** Assigned task **
Keeping each line exactly as it is, output all of the records.

--*--

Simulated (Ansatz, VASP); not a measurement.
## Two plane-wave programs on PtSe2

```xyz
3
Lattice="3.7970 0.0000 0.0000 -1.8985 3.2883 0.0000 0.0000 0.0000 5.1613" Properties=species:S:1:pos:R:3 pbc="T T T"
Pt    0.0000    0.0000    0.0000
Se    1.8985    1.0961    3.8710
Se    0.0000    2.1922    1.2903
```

--*--

** Exercise answer **
Simulated (Ansatz, VASP); not a measurement.
## Two plane-wave programs on PtSe2

```xyz
3
Lattice="3.7970 0.0000 0.0000 -1.8985 3.2883 0.0000 0.0000 0.0000 5.1613" Properties=species:S:1:pos:R:3 pbc="T T T"
Pt    0.0000    0.0000    0.0000
Se    1.8985    1.0961    3.8710
Se    0.0000    2.1922    1.2903
```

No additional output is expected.